All records are to be printed again exactly as they appear.

## Exercise data
+ + +

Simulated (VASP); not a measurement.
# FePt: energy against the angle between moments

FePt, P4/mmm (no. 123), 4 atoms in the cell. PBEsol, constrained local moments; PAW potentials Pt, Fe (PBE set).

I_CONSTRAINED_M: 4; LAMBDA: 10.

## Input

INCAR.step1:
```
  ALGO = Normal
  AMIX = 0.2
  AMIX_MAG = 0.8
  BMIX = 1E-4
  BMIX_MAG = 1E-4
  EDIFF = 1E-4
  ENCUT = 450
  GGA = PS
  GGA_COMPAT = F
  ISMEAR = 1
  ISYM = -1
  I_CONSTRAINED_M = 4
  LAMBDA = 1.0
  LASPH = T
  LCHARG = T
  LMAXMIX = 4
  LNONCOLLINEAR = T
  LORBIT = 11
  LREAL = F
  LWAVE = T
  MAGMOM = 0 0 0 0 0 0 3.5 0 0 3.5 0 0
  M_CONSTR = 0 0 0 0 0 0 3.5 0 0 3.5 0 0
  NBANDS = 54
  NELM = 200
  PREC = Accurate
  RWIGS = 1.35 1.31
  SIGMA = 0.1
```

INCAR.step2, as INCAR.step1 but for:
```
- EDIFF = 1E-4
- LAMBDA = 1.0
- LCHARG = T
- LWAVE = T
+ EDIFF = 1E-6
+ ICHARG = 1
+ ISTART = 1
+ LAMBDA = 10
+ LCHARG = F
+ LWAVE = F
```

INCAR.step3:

+ + +

## Answer area
Simulated (VASP); not a measurement.
# FePt: energy against the angle between moments

FePt, P4/mmm (no. 123), 4 atoms in the cell. PBEsol, constrained local moments; PAW potentials Pt, Fe (PBE set).

I_CONSTRAINED_M: 4; LAMBDA: 10.

## Input

INCAR.step1:
```
  ALGO = Normal
  AMIX = 0.2
  AMIX_MAG = 0.8
  BMIX = 1E-4
  BMIX_MAG = 1E-4
  EDIFF = 1E-4
  ENCUT = 450
  GGA = PS
  GGA_COMPAT = F
  ISMEAR = 1
  ISYM = -1
  I_CONSTRAINED_M = 4
  LAMBDA = 1.0
  LASPH = T
  LCHARG = T
  LMAXMIX = 4
  LNONCOLLINEAR = T
  LORBIT = 11
  LREAL = F
  LWAVE = T
  MAGMOM = 0 0 0 0 0 0 3.5 0 0 3.5 0 0
  M_CONSTR = 0 0 0 0 0 0 3.5 0 0 3.5 0 0
  NBANDS = 54
  NELM = 200
  PREC = Accurate
  RWIGS = 1.35 1.31
  SIGMA = 0.1
```

INCAR.step2, as INCAR.step1 but for:
```
- EDIFF = 1E-4
- LAMBDA = 1.0
- LCHARG = T
- LWAVE = T
+ EDIFF = 1E-6
+ ICHARG = 1
+ ISTART = 1
+ LAMBDA = 10
+ LCHARG = F
+ LWAVE = F
```

INCAR.step3:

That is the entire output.